▶ **ASSIGNMENT**: A complete, word-for-word restatement of the entries is needed.

*** Begin section ***

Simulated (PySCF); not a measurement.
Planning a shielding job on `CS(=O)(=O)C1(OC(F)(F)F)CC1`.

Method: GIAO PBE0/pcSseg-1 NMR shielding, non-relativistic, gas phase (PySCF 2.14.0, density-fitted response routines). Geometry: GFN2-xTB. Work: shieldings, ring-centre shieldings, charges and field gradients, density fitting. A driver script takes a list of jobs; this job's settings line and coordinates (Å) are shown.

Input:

*** End section ***

▶ **YOUR RESPONSE**:
Simulated (PySCF); not a measurement.
Planning a shielding job on `CS(=O)(=O)C1(OC(F)(F)F)CC1`.

Method: GIAO PBE0/pcSseg-1 NMR shielding, non-relativistic, gas phase (PySCF 2.14.0, density-fitted response routines). Geometry: GFN2-xTB. Work: shieldings, ring-centre shieldings, charges and field gradients, density fitting. A driver script takes a list of jobs; this job's settings line and coordinates (Å) are shown.

Input:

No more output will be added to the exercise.